### Work order
Exactly as they appear, copy the lines from the start of the entries below to the line containing "## 1. The starting structure", both ends included.

* * * *
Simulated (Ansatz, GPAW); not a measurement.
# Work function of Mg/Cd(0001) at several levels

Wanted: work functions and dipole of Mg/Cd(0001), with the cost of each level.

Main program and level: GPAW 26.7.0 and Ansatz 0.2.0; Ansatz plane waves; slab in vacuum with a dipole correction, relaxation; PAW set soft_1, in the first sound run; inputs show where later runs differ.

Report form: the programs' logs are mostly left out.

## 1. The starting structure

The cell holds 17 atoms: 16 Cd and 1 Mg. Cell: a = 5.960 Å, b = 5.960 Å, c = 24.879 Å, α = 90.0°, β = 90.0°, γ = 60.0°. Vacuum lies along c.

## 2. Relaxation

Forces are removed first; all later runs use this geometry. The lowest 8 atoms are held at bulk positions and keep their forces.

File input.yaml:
* * * *

### Your solution
Simulated (Ansatz, GPAW); not a measurement.
# Work function of Mg/Cd(0001) at several levels

Wanted: work functions and dipole of Mg/Cd(0001), with the cost of each level.

Main program and level: GPAW 26.7.0 and Ansatz 0.2.0; Ansatz plane waves; slab in vacuum with a dipole correction, relaxation; PAW set soft_1, in the first sound run; inputs show where later runs differ.

Report form: the programs' logs are mostly left out.

## 1. The starting structure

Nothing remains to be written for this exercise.